ACTIVITY: The records follow. Print, word for word, the first line through the "- dipole moment: 1.48 D" line.

--- START ---

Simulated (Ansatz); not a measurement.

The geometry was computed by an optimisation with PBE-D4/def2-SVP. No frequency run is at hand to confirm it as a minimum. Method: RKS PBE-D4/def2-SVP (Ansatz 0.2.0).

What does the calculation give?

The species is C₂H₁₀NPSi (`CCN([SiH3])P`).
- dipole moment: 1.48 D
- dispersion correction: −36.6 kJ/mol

--- END ---

RESULT:
Simulated (Ansatz); not a measurement.

The geometry was computed by an optimisation with PBE-D4/def2-SVP. No frequency run is at hand to confirm it as a minimum. Method: RKS PBE-D4/def2-SVP (Ansatz 0.2.0).

What does the calculation give?

The species is C₂H₁₀NPSi (`CCN([SiH3])P`).
- dipole moment: 1.48 D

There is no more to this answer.